%%

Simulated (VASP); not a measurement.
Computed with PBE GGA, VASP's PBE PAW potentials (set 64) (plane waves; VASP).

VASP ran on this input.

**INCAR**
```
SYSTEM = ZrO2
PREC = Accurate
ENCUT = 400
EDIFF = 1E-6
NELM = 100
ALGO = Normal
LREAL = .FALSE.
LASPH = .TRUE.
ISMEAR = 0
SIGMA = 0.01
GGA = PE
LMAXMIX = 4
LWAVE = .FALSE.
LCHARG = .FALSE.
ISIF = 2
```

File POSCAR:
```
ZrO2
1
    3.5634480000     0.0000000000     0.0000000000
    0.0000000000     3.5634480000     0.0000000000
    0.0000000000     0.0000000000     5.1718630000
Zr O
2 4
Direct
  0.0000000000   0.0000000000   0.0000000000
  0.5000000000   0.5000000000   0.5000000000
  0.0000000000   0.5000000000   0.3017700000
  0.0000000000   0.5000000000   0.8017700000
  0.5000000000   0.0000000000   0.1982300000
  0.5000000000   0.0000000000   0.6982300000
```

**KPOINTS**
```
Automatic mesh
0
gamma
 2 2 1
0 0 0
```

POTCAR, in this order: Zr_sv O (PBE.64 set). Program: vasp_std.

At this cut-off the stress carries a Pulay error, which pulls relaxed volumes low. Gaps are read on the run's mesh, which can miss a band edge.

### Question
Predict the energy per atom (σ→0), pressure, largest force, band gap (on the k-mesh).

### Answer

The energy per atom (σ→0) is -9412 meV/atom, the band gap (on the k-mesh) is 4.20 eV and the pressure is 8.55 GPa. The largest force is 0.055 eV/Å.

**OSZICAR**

%%

Task item —
Return a word-for-word copy of the lines above from the one holding "VASP ran on this input." through the one holding "The energy per atom (σ→0) is", with both of them included and nothing besides.

Task response —
VASP ran on this input.

**INCAR**
```
SYSTEM = ZrO2
PREC = Accurate
ENCUT = 400
EDIFF = 1E-6
NELM = 100
ALGO = Normal
LREAL = .FALSE.
LASPH = .TRUE.
ISMEAR = 0
SIGMA = 0.01
GGA = PE
LMAXMIX = 4
LWAVE = .FALSE.
LCHARG = .FALSE.
ISIF = 2
```

File POSCAR:
```
ZrO2
1
    3.5634480000     0.0000000000     0.0000000000
    0.0000000000     3.5634480000     0.0000000000
    0.0000000000     0.0000000000     5.1718630000
Zr O
2 4
Direct
  0.0000000000   0.0000000000   0.0000000000
  0.5000000000   0.5000000000   0.5000000000
  0.0000000000   0.5000000000   0.3017700000
  0.0000000000   0.5000000000   0.8017700000
  0.5000000000   0.0000000000   0.1982300000
  0.5000000000   0.0000000000   0.6982300000
```

**KPOINTS**
```
Automatic mesh
0
gamma
 2 2 1
0 0 0
```

POTCAR, in this order: Zr_sv O (PBE.64 set). Program: vasp_std.

At this cut-off the stress carries a Pulay error, which pulls relaxed volumes low. Gaps are read on the run's mesh, which can miss a band edge.

### Question
Predict the energy per atom (σ→0), pressure, largest force, band gap (on the k-mesh).

### Answer

The energy per atom (σ→0) is -9412 meV/atom, the band gap (on the k-mesh) is 4.20 eV and the pressure is 8.55 GPa. The largest force is 0.055 eV/Å.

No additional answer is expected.